▶ WORK ITEM: The expected answer is every line of the material, reproduced exactly.

━━━━━ DATA FOR ANALYSIS ━━━━━

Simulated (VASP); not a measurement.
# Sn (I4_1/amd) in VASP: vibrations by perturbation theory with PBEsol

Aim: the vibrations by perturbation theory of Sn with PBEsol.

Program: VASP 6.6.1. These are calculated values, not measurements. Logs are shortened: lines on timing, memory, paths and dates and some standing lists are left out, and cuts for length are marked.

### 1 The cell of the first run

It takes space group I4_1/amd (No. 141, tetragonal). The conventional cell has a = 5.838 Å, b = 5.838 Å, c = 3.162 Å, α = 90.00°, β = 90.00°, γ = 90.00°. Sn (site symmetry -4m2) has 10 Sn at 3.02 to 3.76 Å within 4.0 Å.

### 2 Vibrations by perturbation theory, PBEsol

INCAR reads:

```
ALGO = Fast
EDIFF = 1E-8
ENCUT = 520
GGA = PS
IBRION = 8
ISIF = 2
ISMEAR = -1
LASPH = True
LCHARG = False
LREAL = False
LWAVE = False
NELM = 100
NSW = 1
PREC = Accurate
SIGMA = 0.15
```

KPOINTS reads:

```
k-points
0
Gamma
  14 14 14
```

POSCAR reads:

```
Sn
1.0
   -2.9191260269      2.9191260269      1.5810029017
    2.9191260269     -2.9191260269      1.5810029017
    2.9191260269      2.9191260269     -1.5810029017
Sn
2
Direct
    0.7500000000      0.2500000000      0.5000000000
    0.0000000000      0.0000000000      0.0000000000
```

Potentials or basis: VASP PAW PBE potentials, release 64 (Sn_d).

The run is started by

━━━━━

▶ ANSWER BOX:
Simulated (VASP); not a measurement.
# Sn (I4_1/amd) in VASP: vibrations by perturbation theory with PBEsol

Aim: the vibrations by perturbation theory of Sn with PBEsol.

Program: VASP 6.6.1. These are calculated values, not measurements. Logs are shortened: lines on timing, memory, paths and dates and some standing lists are left out, and cuts for length are marked.

### 1 The cell of the first run

It takes space group I4_1/amd (No. 141, tetragonal). The conventional cell has a = 5.838 Å, b = 5.838 Å, c = 3.162 Å, α = 90.00°, β = 90.00°, γ = 90.00°. Sn (site symmetry -4m2) has 10 Sn at 3.02 to 3.76 Å within 4.0 Å.

### 2 Vibrations by perturbation theory, PBEsol

INCAR reads:

```
ALGO = Fast
EDIFF = 1E-8
ENCUT = 520
GGA = PS
IBRION = 8
ISIF = 2
ISMEAR = -1
LASPH = True
LCHARG = False
LREAL = False
LWAVE = False
NELM = 100
NSW = 1
PREC = Accurate
SIGMA = 0.15
```

KPOINTS reads:

```
k-points
0
Gamma
  14 14 14
```

POSCAR reads:

```
Sn
1.0
   -2.9191260269      2.9191260269      1.5810029017
    2.9191260269     -2.9191260269      1.5810029017
    2.9191260269      2.9191260269     -1.5810029017
Sn
2
Direct
    0.7500000000      0.2500000000      0.5000000000
    0.0000000000      0.0000000000      0.0000000000
```

Potentials or basis: VASP PAW PBE potentials, release 64 (Sn_d).

The run is started by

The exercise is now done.